### EXERCISE:
For this exercise, transcribe all of the entries exactly.

### SUPPLIED INFORMATION:
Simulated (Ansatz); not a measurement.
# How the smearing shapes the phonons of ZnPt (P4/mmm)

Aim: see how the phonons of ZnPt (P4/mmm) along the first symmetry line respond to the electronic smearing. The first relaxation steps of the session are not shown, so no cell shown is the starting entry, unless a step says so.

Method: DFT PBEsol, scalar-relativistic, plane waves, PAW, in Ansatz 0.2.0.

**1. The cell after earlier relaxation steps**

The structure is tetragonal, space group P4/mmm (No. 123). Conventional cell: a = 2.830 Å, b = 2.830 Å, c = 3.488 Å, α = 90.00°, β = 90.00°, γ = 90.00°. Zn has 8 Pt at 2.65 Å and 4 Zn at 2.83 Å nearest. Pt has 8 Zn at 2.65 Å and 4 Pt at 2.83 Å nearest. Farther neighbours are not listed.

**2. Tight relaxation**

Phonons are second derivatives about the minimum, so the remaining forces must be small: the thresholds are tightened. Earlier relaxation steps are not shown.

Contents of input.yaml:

### TASK RESULT:
Simulated (Ansatz); not a measurement.
# How the smearing shapes the phonons of ZnPt (P4/mmm)

Aim: see how the phonons of ZnPt (P4/mmm) along the first symmetry line respond to the electronic smearing. The first relaxation steps of the session are not shown, so no cell shown is the starting entry, unless a step says so.

Method: DFT PBEsol, scalar-relativistic, plane waves, PAW, in Ansatz 0.2.0.

**1. The cell after earlier relaxation steps**

The structure is tetragonal, space group P4/mmm (No. 123). Conventional cell: a = 2.830 Å, b = 2.830 Å, c = 3.488 Å, α = 90.00°, β = 90.00°, γ = 90.00°. Zn has 8 Pt at 2.65 Å and 4 Zn at 2.83 Å nearest. Pt has 8 Zn at 2.65 Å and 4 Pt at 2.83 Å nearest. Farther neighbours are not listed.

**2. Tight relaxation**

Phonons are second derivatives about the minimum, so the remaining forces must be small: the thresholds are tightened. Earlier relaxation steps are not shown.

Contents of input.yaml:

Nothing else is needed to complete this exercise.